Keeping each line exactly as it is, output all of the records.

■ **Supplied information**
★ ★ ★ ★ ★

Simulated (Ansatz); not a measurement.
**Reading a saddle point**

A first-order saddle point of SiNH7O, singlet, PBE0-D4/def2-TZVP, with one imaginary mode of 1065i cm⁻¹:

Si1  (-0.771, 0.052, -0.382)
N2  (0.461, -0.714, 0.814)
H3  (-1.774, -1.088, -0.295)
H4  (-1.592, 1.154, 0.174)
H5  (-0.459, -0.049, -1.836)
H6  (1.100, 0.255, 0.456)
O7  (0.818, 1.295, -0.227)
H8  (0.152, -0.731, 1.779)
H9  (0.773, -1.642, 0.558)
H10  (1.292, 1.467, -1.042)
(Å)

★ ★ ★ ★ ★

■ **Task answer**
Simulated (Ansatz); not a measurement.
**Reading a saddle point**

A first-order saddle point of SiNH7O, singlet, PBE0-D4/def2-TZVP, with one imaginary mode of 1065i cm⁻¹:

Si1  (-0.771, 0.052, -0.382)
N2  (0.461, -0.714, 0.814)
H3  (-1.774, -1.088, -0.295)
H4  (-1.592, 1.154, 0.174)
H5  (-0.459, -0.049, -1.836)
H6  (1.100, 0.255, 0.456)
O7  (0.818, 1.295, -0.227)
H8  (0.152, -0.731, 1.779)
H9  (0.773, -1.642, 0.558)
H10  (1.292, 1.467, -1.042)
(Å)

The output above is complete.